## REQUIREMENT
Copy exactly the stretch of data below from the line with "B. functional from TPSS to WC" through the line with "Caveats: the potentials", including both of those lines.

**********

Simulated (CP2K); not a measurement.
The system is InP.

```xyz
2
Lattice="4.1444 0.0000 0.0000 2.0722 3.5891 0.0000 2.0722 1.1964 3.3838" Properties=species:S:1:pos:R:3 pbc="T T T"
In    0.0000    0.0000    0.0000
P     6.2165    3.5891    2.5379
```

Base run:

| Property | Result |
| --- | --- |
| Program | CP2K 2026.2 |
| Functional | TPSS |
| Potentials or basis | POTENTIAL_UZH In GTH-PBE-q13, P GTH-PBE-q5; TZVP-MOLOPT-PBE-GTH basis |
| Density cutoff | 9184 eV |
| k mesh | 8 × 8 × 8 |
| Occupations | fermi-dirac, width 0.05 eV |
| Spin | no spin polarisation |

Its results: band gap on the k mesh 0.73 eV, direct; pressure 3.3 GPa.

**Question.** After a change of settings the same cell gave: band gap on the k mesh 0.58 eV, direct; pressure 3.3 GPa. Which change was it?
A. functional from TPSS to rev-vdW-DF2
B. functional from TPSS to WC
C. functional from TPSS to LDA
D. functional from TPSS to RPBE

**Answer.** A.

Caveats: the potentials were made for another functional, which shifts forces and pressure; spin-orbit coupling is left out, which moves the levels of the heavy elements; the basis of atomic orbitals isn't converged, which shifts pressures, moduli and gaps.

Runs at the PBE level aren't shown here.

**********

## TASK RESPONSE
B. functional from TPSS to WC
C. functional from TPSS to LDA
D. functional from TPSS to RPBE

**Answer.** A.

Caveats: the potentials were made for another functional, which shifts forces and pressure; spin-orbit coupling is left out, which moves the levels of the heavy elements; the basis of atomic orbitals isn't converged, which shifts pressures, moduli and gaps.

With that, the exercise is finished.